___ Supplied material ___

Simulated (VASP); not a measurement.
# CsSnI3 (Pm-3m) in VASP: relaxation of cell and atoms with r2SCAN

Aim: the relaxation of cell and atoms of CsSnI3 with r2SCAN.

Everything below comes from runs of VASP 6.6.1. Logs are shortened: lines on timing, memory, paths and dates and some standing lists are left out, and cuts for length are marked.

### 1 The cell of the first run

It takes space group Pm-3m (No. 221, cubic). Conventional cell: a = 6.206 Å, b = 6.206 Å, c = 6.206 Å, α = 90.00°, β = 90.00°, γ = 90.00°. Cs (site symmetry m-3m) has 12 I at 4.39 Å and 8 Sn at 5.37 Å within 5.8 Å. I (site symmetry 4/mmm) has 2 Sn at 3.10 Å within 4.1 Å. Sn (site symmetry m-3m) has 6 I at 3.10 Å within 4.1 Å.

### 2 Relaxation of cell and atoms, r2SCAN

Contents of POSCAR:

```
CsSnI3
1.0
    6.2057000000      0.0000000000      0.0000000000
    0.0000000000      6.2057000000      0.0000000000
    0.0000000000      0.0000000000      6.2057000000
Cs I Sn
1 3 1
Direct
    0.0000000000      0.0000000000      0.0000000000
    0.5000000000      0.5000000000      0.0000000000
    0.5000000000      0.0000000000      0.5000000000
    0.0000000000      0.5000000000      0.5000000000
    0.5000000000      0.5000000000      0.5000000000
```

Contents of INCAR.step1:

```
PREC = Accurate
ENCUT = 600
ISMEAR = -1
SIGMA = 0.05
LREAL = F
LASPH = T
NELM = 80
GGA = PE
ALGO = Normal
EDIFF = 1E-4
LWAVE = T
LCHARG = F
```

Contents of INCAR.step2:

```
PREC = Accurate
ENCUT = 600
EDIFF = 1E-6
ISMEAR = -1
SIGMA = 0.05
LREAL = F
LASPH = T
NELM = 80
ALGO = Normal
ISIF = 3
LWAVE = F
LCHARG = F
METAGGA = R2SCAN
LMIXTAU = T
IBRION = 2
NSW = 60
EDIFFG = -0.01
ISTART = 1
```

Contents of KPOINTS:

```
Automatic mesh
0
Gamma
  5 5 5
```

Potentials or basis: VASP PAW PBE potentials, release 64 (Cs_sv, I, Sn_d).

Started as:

___

Assignment
The first line of the entries, the line with "### 1 The cell of the first run", and every line between them should be retyped exactly, and nothing else.

Your response
Simulated (VASP); not a measurement.
# CsSnI3 (Pm-3m) in VASP: relaxation of cell and atoms with r2SCAN

Aim: the relaxation of cell and atoms of CsSnI3 with r2SCAN.

Everything below comes from runs of VASP 6.6.1. Logs are shortened: lines on timing, memory, paths and dates and some standing lists are left out, and cuts for length are marked.

### 1 The cell of the first run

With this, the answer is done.